[WORK ITEM]:
For the entries below, print exactly the lines between the line holding "0.004513 | 0.008737 |" and the line holding "0.07641 | 0.1090 |", inclusive, and nothing else.

[RECORD EXCERPTS]:
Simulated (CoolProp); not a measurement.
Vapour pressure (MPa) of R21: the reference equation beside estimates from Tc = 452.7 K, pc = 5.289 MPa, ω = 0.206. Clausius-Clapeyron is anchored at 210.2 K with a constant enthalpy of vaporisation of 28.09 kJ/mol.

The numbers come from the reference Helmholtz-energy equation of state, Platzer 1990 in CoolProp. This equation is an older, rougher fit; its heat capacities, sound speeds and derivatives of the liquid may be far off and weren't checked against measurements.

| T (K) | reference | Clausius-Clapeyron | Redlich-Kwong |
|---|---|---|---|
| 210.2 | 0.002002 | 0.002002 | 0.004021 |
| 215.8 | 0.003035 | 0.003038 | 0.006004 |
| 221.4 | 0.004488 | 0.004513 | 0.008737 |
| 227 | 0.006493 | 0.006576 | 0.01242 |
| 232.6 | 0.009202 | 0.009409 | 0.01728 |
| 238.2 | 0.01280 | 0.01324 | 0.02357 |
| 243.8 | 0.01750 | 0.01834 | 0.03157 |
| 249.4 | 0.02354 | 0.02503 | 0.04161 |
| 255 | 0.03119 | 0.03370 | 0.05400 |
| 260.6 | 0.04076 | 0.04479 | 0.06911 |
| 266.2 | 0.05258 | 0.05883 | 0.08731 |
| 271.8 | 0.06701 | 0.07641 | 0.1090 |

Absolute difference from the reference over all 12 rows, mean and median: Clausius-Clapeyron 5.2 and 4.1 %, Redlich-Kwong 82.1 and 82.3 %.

[WRITTEN ANSWER]:
| 221.4 | 0.004488 | 0.004513 | 0.008737 |
| 227 | 0.006493 | 0.006576 | 0.01242 |
| 232.6 | 0.009202 | 0.009409 | 0.01728 |
| 238.2 | 0.01280 | 0.01324 | 0.02357 |
| 243.8 | 0.01750 | 0.01834 | 0.03157 |
| 249.4 | 0.02354 | 0.02503 | 0.04161 |
| 255 | 0.03119 | 0.03370 | 0.05400 |
| 260.6 | 0.04076 | 0.04479 | 0.06911 |
| 266.2 | 0.05258 | 0.05883 | 0.08731 |
| 271.8 | 0.06701 | 0.07641 | 0.1090 |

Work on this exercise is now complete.